(Beginning of Record set)

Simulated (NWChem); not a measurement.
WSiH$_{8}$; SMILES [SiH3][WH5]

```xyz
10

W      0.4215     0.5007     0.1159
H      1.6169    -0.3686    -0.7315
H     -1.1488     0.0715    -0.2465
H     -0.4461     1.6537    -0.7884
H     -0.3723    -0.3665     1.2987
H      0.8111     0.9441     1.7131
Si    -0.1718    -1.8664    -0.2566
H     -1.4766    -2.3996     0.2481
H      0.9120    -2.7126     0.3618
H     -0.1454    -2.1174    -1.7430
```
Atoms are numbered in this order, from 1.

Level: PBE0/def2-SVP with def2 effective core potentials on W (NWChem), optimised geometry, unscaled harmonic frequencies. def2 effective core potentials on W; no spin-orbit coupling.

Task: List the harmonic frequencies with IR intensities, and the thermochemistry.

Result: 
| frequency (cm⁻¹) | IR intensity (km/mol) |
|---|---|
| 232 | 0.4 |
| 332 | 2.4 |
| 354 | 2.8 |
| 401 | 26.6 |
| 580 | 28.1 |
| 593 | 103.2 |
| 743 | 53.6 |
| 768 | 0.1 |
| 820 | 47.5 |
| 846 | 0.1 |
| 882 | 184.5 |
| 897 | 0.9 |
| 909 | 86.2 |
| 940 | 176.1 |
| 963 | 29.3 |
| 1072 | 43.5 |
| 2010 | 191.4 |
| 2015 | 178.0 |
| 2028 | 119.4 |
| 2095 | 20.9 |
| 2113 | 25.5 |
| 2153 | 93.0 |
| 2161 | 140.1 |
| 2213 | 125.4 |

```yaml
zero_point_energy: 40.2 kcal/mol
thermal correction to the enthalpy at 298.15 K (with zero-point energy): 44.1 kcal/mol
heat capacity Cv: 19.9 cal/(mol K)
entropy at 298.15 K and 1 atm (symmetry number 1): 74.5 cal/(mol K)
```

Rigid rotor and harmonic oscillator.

(End of Record set)

> [Exercise]: Print, unaltered, every line from the beginning of the material down to the line with "354 | 2.8 |".

> [Task output]:
Simulated (NWChem); not a measurement.
WSiH$_{8}$; SMILES [SiH3][WH5]

```xyz
10

W      0.4215     0.5007     0.1159
H      1.6169    -0.3686    -0.7315
H     -1.1488     0.0715    -0.2465
H     -0.4461     1.6537    -0.7884
H     -0.3723    -0.3665     1.2987
H      0.8111     0.9441     1.7131
Si    -0.1718    -1.8664    -0.2566
H     -1.4766    -2.3996     0.2481
H      0.9120    -2.7126     0.3618
H     -0.1454    -2.1174    -1.7430
```
Atoms are numbered in this order, from 1.

Level: PBE0/def2-SVP with def2 effective core potentials on W (NWChem), optimised geometry, unscaled harmonic frequencies. def2 effective core potentials on W; no spin-orbit coupling.

Task: List the harmonic frequencies with IR intensities, and the thermochemistry.

Result: 
| frequency (cm⁻¹) | IR intensity (km/mol) |
|---|---|
| 232 | 0.4 |
| 332 | 2.4 |
| 354 | 2.8 |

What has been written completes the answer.